• _MATERIAL SHOWN_
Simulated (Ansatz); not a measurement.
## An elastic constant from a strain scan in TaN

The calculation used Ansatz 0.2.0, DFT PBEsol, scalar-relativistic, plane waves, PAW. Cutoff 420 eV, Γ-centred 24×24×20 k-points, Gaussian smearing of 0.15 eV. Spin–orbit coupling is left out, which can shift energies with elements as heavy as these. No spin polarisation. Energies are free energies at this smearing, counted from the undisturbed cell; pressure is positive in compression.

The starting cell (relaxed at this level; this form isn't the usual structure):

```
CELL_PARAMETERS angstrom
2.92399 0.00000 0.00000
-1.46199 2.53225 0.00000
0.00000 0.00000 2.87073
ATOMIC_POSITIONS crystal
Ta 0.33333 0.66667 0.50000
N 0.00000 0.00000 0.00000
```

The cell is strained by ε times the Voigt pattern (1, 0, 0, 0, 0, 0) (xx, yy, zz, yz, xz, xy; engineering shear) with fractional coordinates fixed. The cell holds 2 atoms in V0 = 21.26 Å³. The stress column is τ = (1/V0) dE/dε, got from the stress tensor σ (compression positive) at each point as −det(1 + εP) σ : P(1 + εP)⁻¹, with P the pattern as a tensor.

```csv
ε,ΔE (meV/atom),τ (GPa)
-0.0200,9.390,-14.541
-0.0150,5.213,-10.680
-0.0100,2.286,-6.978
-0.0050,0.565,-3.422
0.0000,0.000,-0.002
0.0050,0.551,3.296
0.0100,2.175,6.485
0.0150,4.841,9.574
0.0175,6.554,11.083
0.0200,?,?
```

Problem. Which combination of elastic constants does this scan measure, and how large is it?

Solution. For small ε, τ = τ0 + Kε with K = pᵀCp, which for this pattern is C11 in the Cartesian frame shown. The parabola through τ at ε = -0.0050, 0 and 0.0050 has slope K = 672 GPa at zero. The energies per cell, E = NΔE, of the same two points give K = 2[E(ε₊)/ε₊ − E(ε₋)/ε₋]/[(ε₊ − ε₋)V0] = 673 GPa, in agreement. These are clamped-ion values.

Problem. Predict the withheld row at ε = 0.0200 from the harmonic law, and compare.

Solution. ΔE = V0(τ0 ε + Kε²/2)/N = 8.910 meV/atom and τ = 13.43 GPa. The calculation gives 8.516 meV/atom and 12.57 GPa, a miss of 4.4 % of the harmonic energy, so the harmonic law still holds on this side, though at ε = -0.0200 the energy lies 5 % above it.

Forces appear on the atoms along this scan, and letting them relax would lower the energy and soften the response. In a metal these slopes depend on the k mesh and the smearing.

• _REQUIRED ACTION_
Please return every line from the first one in the records above down to the line containing "The calculation used", including both, exactly as written and nothing more.

• _WRITTEN ANSWER_
Simulated (Ansatz); not a measurement.
## An elastic constant from a strain scan in TaN

The calculation used Ansatz 0.2.0, DFT PBEsol, scalar-relativistic, plane waves, PAW. Cutoff 420 eV, Γ-centred 24×24×20 k-points, Gaussian smearing of 0.15 eV. Spin–orbit coupling is left out, which can shift energies with elements as heavy as these. No spin polarisation. Energies are free energies at this smearing, counted from the undisturbed cell; pressure is positive in compression.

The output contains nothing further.